[Required action]
Start at the line below containing "They are constitutional" and stop at the line containing "energy, lowest first.**". Repeat every line of that stretch exactly, and nothing outside it.

[Data extracts]
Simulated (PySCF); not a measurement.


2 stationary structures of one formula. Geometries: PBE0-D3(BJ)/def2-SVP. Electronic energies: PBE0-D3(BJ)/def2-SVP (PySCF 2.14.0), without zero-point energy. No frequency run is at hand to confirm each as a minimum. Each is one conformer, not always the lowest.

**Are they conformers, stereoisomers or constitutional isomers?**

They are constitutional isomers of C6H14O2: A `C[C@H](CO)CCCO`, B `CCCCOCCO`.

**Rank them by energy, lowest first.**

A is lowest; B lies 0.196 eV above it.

[Answer area]
They are constitutional isomers of C6H14O2: A `C[C@H](CO)CCCO`, B `CCCCOCCO`.

**Rank them by energy, lowest first.**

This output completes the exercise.